» EXERCISE
Send back every record exactly.

[[ RECORD SET, beginning ]]

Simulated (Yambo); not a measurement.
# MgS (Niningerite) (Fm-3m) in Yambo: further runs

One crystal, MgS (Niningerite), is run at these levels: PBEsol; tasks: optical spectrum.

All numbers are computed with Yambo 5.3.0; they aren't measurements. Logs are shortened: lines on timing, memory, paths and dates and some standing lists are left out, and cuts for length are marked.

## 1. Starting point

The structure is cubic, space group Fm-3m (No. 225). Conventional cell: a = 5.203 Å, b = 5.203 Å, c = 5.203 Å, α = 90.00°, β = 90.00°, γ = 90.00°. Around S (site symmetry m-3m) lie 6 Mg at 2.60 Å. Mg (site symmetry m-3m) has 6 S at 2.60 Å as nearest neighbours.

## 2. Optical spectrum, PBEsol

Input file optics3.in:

[[ RECORD SET, end ]]

» PROBLEM SOLUTION
Simulated (Yambo); not a measurement.
# MgS (Niningerite) (Fm-3m) in Yambo: further runs

One crystal, MgS (Niningerite), is run at these levels: PBEsol; tasks: optical spectrum.

All numbers are computed with Yambo 5.3.0; they aren't measurements. Logs are shortened: lines on timing, memory, paths and dates and some standing lists are left out, and cuts for length are marked.

## 1. Starting point

The structure is cubic, space group Fm-3m (No. 225). Conventional cell: a = 5.203 Å, b = 5.203 Å, c = 5.203 Å, α = 90.00°, β = 90.00°, γ = 90.00°. Around S (site symmetry m-3m) lie 6 Mg at 2.60 Å. Mg (site symmetry m-3m) has 6 S at 2.60 Å as nearest neighbours.

## 2. Optical spectrum, PBEsol

Input file optics3.in:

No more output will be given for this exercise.